======== Available data ========

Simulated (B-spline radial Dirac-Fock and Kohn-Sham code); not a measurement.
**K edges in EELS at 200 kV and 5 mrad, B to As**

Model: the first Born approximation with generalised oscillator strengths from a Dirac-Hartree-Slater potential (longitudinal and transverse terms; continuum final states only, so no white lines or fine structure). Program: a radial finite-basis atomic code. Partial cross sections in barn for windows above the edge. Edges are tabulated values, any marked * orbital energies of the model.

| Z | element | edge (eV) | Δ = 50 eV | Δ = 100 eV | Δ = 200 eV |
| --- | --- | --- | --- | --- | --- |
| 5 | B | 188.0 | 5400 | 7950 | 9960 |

========

-- Exercise --
Print the records once more, exactly as they were given.

-- Written solution --
Simulated (B-spline radial Dirac-Fock and Kohn-Sham code); not a measurement.
**K edges in EELS at 200 kV and 5 mrad, B to As**

Model: the first Born approximation with generalised oscillator strengths from a Dirac-Hartree-Slater potential (longitudinal and transverse terms; continuum final states only, so no white lines or fine structure). Program: a radial finite-basis atomic code. Partial cross sections in barn for windows above the edge. Edges are tabulated values, any marked * orbital energies of the model.

| Z | element | edge (eV) | Δ = 50 eV | Δ = 100 eV | Δ = 200 eV |
| --- | --- | --- | --- | --- | --- |
| 5 | B | 188.0 | 5400 | 7950 | 9960 |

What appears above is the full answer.